The answer consists solely of the data below, reproduced exactly.

========================
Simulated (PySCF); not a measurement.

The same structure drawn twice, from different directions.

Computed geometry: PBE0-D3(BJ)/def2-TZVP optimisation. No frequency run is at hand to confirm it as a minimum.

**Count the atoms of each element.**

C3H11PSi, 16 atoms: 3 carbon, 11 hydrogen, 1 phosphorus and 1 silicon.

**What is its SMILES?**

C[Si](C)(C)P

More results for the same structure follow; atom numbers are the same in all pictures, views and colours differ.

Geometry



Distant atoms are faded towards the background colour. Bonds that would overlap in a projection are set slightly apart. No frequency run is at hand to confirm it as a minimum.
========================

> [TASK OUTPUT]:
Simulated (PySCF); not a measurement.

The same structure drawn twice, from different directions.

Computed geometry: PBE0-D3(BJ)/def2-TZVP optimisation. No frequency run is at hand to confirm it as a minimum.

**Count the atoms of each element.**

C3H11PSi, 16 atoms: 3 carbon, 11 hydrogen, 1 phosphorus and 1 silicon.

**What is its SMILES?**

C[Si](C)(C)P

More results for the same structure follow; atom numbers are the same in all pictures, views and colours differ.

Geometry



Distant atoms are faded towards the background colour. Bonds that would overlap in a projection are set slightly apart. No frequency run is at hand to confirm it as a minimum.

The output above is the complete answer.